Requirement → From the first entry to the last, copy each one exactly.

Available data →
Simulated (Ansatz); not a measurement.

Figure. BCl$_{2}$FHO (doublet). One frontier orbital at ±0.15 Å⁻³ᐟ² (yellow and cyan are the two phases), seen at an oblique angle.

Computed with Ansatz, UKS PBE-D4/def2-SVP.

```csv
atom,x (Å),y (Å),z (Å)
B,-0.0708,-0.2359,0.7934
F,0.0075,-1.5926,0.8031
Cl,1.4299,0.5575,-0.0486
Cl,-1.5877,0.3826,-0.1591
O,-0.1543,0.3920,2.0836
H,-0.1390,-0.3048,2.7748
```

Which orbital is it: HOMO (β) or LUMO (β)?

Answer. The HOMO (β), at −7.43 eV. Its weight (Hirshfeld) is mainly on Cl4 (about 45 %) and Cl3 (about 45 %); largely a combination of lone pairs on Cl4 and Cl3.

Written answer →
Simulated (Ansatz); not a measurement.

Figure. BCl$_{2}$FHO (doublet). One frontier orbital at ±0.15 Å⁻³ᐟ² (yellow and cyan are the two phases), seen at an oblique angle.

Computed with Ansatz, UKS PBE-D4/def2-SVP.

```csv
atom,x (Å),y (Å),z (Å)
B,-0.0708,-0.2359,0.7934
F,0.0075,-1.5926,0.8031
Cl,1.4299,0.5575,-0.0486
Cl,-1.5877,0.3826,-0.1591
O,-0.1543,0.3920,2.0836
H,-0.1390,-0.3048,2.7748
```

Which orbital is it: HOMO (β) or LUMO (β)?

Answer. The HOMO (β), at −7.43 eV. Its weight (Hirshfeld) is mainly on Cl4 (about 45 %) and Cl3 (about 45 %); largely a combination of lone pairs on Cl4 and Cl3.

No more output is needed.